**********

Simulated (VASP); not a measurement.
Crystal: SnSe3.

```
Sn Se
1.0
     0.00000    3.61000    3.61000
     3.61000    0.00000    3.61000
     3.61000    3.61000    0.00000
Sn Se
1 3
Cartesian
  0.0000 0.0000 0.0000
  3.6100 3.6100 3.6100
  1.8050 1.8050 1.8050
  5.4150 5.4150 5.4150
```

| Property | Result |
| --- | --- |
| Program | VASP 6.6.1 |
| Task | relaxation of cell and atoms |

**********

* [EXERCISE]
The answer is all of the material, repeated exactly.

* [TASK OUTPUT]
Simulated (VASP); not a measurement.
Crystal: SnSe3.

```
Sn Se
1.0
     0.00000    3.61000    3.61000
     3.61000    0.00000    3.61000
     3.61000    3.61000    0.00000
Sn Se
1 3
Cartesian
  0.0000 0.0000 0.0000
  3.6100 3.6100 3.6100
  1.8050 1.8050 1.8050
  5.4150 5.4150 5.4150
```

| Property | Result |
| --- | --- |
| Program | VASP 6.6.1 |
| Task | relaxation of cell and atoms |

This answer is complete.